* **Extracted information**
* * * * * * *

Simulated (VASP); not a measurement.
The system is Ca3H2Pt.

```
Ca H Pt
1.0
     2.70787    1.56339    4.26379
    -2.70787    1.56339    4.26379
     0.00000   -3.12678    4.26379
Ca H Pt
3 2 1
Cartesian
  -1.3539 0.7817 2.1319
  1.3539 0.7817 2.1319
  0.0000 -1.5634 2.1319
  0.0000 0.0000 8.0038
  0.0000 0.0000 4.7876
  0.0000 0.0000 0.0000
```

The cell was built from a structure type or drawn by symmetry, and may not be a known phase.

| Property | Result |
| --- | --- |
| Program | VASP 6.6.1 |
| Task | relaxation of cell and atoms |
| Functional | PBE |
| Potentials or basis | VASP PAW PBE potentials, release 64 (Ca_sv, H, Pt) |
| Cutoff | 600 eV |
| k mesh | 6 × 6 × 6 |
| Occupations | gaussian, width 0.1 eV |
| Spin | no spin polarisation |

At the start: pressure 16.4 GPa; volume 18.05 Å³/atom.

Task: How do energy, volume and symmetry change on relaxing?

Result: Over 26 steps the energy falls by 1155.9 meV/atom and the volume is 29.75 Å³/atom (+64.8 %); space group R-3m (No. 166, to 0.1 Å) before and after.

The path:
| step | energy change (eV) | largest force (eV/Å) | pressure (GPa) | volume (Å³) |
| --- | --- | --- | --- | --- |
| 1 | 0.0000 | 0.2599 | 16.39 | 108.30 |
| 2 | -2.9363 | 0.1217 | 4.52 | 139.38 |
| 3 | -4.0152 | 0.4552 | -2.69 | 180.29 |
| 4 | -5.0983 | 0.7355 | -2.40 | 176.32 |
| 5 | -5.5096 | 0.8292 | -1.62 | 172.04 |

* * * * * * *

* **Activity**
Please restate the records word for word. Go from the first line to the line with "spin polarisation |" and include both.

* **Written answer**
Simulated (VASP); not a measurement.
The system is Ca3H2Pt.

```
Ca H Pt
1.0
     2.70787    1.56339    4.26379
    -2.70787    1.56339    4.26379
     0.00000   -3.12678    4.26379
Ca H Pt
3 2 1
Cartesian
  -1.3539 0.7817 2.1319
  1.3539 0.7817 2.1319
  0.0000 -1.5634 2.1319
  0.0000 0.0000 8.0038
  0.0000 0.0000 4.7876
  0.0000 0.0000 0.0000
```

The cell was built from a structure type or drawn by symmetry, and may not be a known phase.

| Property | Result |
| --- | --- |
| Program | VASP 6.6.1 |
| Task | relaxation of cell and atoms |
| Functional | PBE |
| Potentials or basis | VASP PAW PBE potentials, release 64 (Ca_sv, H, Pt) |
| Cutoff | 600 eV |
| k mesh | 6 × 6 × 6 |
| Occupations | gaussian, width 0.1 eV |
| Spin | no spin polarisation |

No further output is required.